TASK ITEM: Set the whole listing down again without deviation.

DATASET EXTRACT:
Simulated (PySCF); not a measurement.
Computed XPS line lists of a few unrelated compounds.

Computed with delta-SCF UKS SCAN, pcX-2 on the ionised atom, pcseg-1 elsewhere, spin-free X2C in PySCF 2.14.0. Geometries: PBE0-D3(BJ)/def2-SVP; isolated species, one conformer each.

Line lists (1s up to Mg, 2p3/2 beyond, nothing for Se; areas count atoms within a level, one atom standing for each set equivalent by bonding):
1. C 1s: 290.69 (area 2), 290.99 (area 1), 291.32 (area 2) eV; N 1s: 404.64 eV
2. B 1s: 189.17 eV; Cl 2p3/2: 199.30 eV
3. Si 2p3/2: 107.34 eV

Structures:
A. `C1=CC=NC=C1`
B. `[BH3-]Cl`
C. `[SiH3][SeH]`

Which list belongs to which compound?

ANSWER SECTION:
Simulated (PySCF); not a measurement.
Computed XPS line lists of a few unrelated compounds.

Computed with delta-SCF UKS SCAN, pcX-2 on the ionised atom, pcseg-1 elsewhere, spin-free X2C in PySCF 2.14.0. Geometries: PBE0-D3(BJ)/def2-SVP; isolated species, one conformer each.

Line lists (1s up to Mg, 2p3/2 beyond, nothing for Se; areas count atoms within a level, one atom standing for each set equivalent by bonding):
1. C 1s: 290.69 (area 2), 290.99 (area 1), 291.32 (area 2) eV; N 1s: 404.64 eV
2. B 1s: 189.17 eV; Cl 2p3/2: 199.30 eV
3. Si 2p3/2: 107.34 eV

Structures:
A. `C1=CC=NC=C1`
B. `[BH3-]Cl`
C. `[SiH3][SeH]`

Which list belongs to which compound?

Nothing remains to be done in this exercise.